-- Entries provided follows --

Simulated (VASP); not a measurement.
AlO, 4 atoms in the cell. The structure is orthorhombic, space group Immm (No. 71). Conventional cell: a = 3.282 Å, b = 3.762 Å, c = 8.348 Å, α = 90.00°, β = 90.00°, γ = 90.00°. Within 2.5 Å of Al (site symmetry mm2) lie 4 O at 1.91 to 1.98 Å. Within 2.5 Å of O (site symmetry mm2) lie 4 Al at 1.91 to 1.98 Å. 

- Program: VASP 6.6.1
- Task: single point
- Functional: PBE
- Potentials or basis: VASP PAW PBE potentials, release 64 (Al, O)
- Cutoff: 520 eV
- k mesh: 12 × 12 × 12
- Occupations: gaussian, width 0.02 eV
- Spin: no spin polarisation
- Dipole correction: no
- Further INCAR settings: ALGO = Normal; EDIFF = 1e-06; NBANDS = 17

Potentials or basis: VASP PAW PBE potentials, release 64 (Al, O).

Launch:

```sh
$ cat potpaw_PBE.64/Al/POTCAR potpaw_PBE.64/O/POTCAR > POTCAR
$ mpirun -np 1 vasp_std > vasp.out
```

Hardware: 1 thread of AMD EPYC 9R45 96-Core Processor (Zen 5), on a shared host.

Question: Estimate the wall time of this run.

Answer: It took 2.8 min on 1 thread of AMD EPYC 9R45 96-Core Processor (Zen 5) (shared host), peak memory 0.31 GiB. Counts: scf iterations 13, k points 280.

-- Entries provided concluded --

[Work item]
After locating the line that contains "Question: Estimate the wall time of this run.", please copy exactly every line from the start of the records through it, and nothing else.

[Solution]
Simulated (VASP); not a measurement.
AlO, 4 atoms in the cell. The structure is orthorhombic, space group Immm (No. 71). Conventional cell: a = 3.282 Å, b = 3.762 Å, c = 8.348 Å, α = 90.00°, β = 90.00°, γ = 90.00°. Within 2.5 Å of Al (site symmetry mm2) lie 4 O at 1.91 to 1.98 Å. Within 2.5 Å of O (site symmetry mm2) lie 4 Al at 1.91 to 1.98 Å. 

- Program: VASP 6.6.1
- Task: single point
- Functional: PBE
- Potentials or basis: VASP PAW PBE potentials, release 64 (Al, O)
- Cutoff: 520 eV
- k mesh: 12 × 12 × 12
- Occupations: gaussian, width 0.02 eV
- Spin: no spin polarisation
- Dipole correction: no
- Further INCAR settings: ALGO = Normal; EDIFF = 1e-06; NBANDS = 17

Potentials or basis: VASP PAW PBE potentials, release 64 (Al, O).

Launch:

```sh
$ cat potpaw_PBE.64/Al/POTCAR potpaw_PBE.64/O/POTCAR > POTCAR
$ mpirun -np 1 vasp_std > vasp.out
```

Hardware: 1 thread of AMD EPYC 9R45 96-Core Processor (Zen 5), on a shared host.

Question: Estimate the wall time of this run.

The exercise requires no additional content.